PROVIDED MATERIAL.
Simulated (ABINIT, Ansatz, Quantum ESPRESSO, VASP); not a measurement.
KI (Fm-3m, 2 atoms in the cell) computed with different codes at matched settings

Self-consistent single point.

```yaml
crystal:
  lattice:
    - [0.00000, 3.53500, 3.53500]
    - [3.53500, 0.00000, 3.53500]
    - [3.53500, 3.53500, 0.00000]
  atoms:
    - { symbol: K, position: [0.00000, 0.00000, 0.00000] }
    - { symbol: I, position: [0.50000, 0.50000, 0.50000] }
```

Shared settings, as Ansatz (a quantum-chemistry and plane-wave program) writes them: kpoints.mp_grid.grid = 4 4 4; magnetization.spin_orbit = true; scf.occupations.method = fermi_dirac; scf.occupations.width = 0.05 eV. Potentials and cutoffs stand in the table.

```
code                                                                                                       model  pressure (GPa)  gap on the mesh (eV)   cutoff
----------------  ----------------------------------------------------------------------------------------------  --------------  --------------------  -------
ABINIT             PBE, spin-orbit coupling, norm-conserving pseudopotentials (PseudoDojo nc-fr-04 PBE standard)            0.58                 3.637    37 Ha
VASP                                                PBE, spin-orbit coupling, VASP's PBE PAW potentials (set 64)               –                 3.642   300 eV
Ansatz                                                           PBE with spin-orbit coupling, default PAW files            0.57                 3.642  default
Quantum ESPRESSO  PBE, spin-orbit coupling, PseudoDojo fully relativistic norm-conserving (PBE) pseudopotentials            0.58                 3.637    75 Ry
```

EXERCISE.
Using the data above, restate word for word the lines from its opening line through the line that contains "Shared settings, as", and no more.

YOUR SOLUTION.
Simulated (ABINIT, Ansatz, Quantum ESPRESSO, VASP); not a measurement.
KI (Fm-3m, 2 atoms in the cell) computed with different codes at matched settings

Self-consistent single point.

```yaml
crystal:
  lattice:
    - [0.00000, 3.53500, 3.53500]
    - [3.53500, 0.00000, 3.53500]
    - [3.53500, 3.53500, 0.00000]
  atoms:
    - { symbol: K, position: [0.00000, 0.00000, 0.00000] }
    - { symbol: I, position: [0.50000, 0.50000, 0.50000] }
```

Shared settings, as Ansatz (a quantum-chemistry and plane-wave program) writes them: kpoints.mp_grid.grid = 4 4 4; magnetization.spin_orbit = true; scf.occupations.method = fermi_dirac; scf.occupations.width = 0.05 eV. Potentials and cutoffs stand in the table.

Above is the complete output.